* **Activity**:
Output the listing below in full, exactly as written.

Segment Open

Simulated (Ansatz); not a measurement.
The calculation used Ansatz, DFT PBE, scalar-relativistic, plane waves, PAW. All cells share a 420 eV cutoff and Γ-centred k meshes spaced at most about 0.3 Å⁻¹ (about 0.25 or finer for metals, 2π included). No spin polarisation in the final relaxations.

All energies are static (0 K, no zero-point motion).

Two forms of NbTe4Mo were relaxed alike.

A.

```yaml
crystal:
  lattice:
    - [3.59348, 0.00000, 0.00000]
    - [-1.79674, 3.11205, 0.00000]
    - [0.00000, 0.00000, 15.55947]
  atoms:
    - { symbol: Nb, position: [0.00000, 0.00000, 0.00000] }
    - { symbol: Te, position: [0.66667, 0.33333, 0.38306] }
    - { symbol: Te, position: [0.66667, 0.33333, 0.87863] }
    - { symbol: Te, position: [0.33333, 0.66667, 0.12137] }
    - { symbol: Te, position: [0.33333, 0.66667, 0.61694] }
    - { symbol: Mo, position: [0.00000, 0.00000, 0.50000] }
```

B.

Segment Closed

* **Exercise result**:
Simulated (Ansatz); not a measurement.
The calculation used Ansatz, DFT PBE, scalar-relativistic, plane waves, PAW. All cells share a 420 eV cutoff and Γ-centred k meshes spaced at most about 0.3 Å⁻¹ (about 0.25 or finer for metals, 2π included). No spin polarisation in the final relaxations.

All energies are static (0 K, no zero-point motion).

Two forms of NbTe4Mo were relaxed alike.

A.

```yaml
crystal:
  lattice:
    - [3.59348, 0.00000, 0.00000]
    - [-1.79674, 3.11205, 0.00000]
    - [0.00000, 0.00000, 15.55947]
  atoms:
    - { symbol: Nb, position: [0.00000, 0.00000, 0.00000] }
    - { symbol: Te, position: [0.66667, 0.33333, 0.38306] }
    - { symbol: Te, position: [0.66667, 0.33333, 0.87863] }
    - { symbol: Te, position: [0.33333, 0.66667, 0.12137] }
    - { symbol: Te, position: [0.33333, 0.66667, 0.61694] }
    - { symbol: Mo, position: [0.00000, 0.00000, 0.50000] }
```

B.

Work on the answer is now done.